*** Opening of Data provided ***
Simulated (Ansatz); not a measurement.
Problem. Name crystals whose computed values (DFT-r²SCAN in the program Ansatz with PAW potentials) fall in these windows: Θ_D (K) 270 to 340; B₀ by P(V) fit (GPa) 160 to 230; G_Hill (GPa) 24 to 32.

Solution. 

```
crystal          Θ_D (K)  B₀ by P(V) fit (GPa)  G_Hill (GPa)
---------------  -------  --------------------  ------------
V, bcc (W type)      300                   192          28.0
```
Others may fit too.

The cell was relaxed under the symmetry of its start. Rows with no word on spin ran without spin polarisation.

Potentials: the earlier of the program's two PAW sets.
*** Close of Data provided ***

» Action item: Set down every record once more, exactly as written.

» Problem solution:
Simulated (Ansatz); not a measurement.
Problem. Name crystals whose computed values (DFT-r²SCAN in the program Ansatz with PAW potentials) fall in these windows: Θ_D (K) 270 to 340; B₀ by P(V) fit (GPa) 160 to 230; G_Hill (GPa) 24 to 32.

Solution. 

```
crystal          Θ_D (K)  B₀ by P(V) fit (GPa)  G_Hill (GPa)
---------------  -------  --------------------  ------------
V, bcc (W type)      300                   192          28.0
```
Others may fit too.

The cell was relaxed under the symmetry of its start. Rows with no word on spin ran without spin polarisation.

Potentials: the earlier of the program's two PAW sets.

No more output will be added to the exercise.